◆ **WORK ORDER**:
Repeat each record word for word.

◆ **RECORD SET**:
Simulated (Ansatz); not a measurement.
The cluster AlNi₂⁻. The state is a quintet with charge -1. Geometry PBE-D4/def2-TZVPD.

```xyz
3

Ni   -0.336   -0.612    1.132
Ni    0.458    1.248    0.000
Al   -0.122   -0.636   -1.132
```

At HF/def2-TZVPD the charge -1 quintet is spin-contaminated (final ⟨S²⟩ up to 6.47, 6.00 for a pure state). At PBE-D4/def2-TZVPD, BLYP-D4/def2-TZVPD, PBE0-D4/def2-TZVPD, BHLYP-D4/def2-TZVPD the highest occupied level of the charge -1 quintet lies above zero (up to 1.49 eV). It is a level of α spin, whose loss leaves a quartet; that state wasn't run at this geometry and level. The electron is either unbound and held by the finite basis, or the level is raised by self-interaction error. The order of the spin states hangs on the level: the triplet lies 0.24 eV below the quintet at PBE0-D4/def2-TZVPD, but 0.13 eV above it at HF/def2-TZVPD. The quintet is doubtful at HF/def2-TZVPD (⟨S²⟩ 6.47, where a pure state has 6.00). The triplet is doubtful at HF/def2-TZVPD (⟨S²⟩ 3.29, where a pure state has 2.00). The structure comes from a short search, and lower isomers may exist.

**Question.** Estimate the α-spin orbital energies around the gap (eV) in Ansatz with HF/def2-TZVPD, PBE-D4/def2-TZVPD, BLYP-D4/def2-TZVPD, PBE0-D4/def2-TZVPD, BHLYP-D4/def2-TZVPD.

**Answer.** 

◆ **ANSWER BOX**:
Simulated (Ansatz); not a measurement.
The cluster AlNi₂⁻. The state is a quintet with charge -1. Geometry PBE-D4/def2-TZVPD.

```xyz
3

Ni   -0.336   -0.612    1.132
Ni    0.458    1.248    0.000
Al   -0.122   -0.636   -1.132
```

At HF/def2-TZVPD the charge -1 quintet is spin-contaminated (final ⟨S²⟩ up to 6.47, 6.00 for a pure state). At PBE-D4/def2-TZVPD, BLYP-D4/def2-TZVPD, PBE0-D4/def2-TZVPD, BHLYP-D4/def2-TZVPD the highest occupied level of the charge -1 quintet lies above zero (up to 1.49 eV). It is a level of α spin, whose loss leaves a quartet; that state wasn't run at this geometry and level. The electron is either unbound and held by the finite basis, or the level is raised by self-interaction error. The order of the spin states hangs on the level: the triplet lies 0.24 eV below the quintet at PBE0-D4/def2-TZVPD, but 0.13 eV above it at HF/def2-TZVPD. The quintet is doubtful at HF/def2-TZVPD (⟨S²⟩ 6.47, where a pure state has 6.00). The triplet is doubtful at HF/def2-TZVPD (⟨S²⟩ 3.29, where a pure state has 2.00). The structure comes from a short search, and lower isomers may exist.

**Question.** Estimate the α-spin orbital energies around the gap (eV) in Ansatz with HF/def2-TZVPD, PBE-D4/def2-TZVPD, BLYP-D4/def2-TZVPD, PBE0-D4/def2-TZVPD, BHLYP-D4/def2-TZVPD.

**Answer.** 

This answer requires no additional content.